◆ **WORK REQUEST**
What is needed is an exact copy of every entry.

Start of Block

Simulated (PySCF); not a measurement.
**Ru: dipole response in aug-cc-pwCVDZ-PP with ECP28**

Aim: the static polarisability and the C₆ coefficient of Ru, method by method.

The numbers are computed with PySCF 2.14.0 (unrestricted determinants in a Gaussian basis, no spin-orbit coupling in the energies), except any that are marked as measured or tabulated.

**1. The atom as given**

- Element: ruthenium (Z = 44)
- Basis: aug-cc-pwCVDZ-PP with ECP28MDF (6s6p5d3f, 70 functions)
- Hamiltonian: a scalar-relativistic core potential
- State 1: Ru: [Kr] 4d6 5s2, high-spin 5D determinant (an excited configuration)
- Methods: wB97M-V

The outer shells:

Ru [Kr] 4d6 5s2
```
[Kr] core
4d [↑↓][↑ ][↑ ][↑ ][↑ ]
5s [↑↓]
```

End of Block

◆ **RESPONSE AREA**
Simulated (PySCF); not a measurement.
**Ru: dipole response in aug-cc-pwCVDZ-PP with ECP28**

Aim: the static polarisability and the C₆ coefficient of Ru, method by method.

The numbers are computed with PySCF 2.14.0 (unrestricted determinants in a Gaussian basis, no spin-orbit coupling in the energies), except any that are marked as measured or tabulated.

**1. The atom as given**

- Element: ruthenium (Z = 44)
- Basis: aug-cc-pwCVDZ-PP with ECP28MDF (6s6p5d3f, 70 functions)
- Hamiltonian: a scalar-relativistic core potential
- State 1: Ru: [Kr] 4d6 5s2, high-spin 5D determinant (an excited configuration)
- Methods: wB97M-V

The outer shells:

Ru [Kr] 4d6 5s2
```
[Kr] core
4d [↑↓][↑ ][↑ ][↑ ][↑ ]
5s [↑↓]
```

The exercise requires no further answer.